REQUIRED ACTION: Set down the data that follows, exactly and completely.

——
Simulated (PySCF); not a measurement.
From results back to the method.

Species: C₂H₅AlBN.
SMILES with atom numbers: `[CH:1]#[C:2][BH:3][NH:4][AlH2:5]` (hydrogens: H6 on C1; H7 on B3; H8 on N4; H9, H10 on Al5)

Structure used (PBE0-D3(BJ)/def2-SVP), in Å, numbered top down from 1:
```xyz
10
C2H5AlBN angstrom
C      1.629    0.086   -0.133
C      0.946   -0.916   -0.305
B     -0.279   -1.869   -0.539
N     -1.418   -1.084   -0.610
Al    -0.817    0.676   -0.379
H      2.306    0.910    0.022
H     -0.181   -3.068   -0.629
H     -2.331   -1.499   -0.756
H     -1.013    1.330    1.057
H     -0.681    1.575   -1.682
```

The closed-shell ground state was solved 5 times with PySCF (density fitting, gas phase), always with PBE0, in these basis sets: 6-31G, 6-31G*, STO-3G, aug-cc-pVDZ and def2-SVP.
——

EXERCISE RESULT:
Simulated (PySCF); not a measurement.
From results back to the method.

Species: C₂H₅AlBN.
SMILES with atom numbers: `[CH:1]#[C:2][BH:3][NH:4][AlH2:5]` (hydrogens: H6 on C1; H7 on B3; H8 on N4; H9, H10 on Al5)

Structure used (PBE0-D3(BJ)/def2-SVP), in Å, numbered top down from 1:
```xyz
10
C2H5AlBN angstrom
C      1.629    0.086   -0.133
C      0.946   -0.916   -0.305
B     -0.279   -1.869   -0.539
N     -1.418   -1.084   -0.610
Al    -0.817    0.676   -0.379
H      2.306    0.910    0.022
H     -0.181   -3.068   -0.629
H     -2.331   -1.499   -0.756
H     -1.013    1.330    1.057
H     -0.681    1.575   -1.682
```

The closed-shell ground state was solved 5 times with PySCF (density fitting, gas phase), always with PBE0, in these basis sets: 6-31G, 6-31G*, STO-3G, aug-cc-pVDZ and def2-SVP.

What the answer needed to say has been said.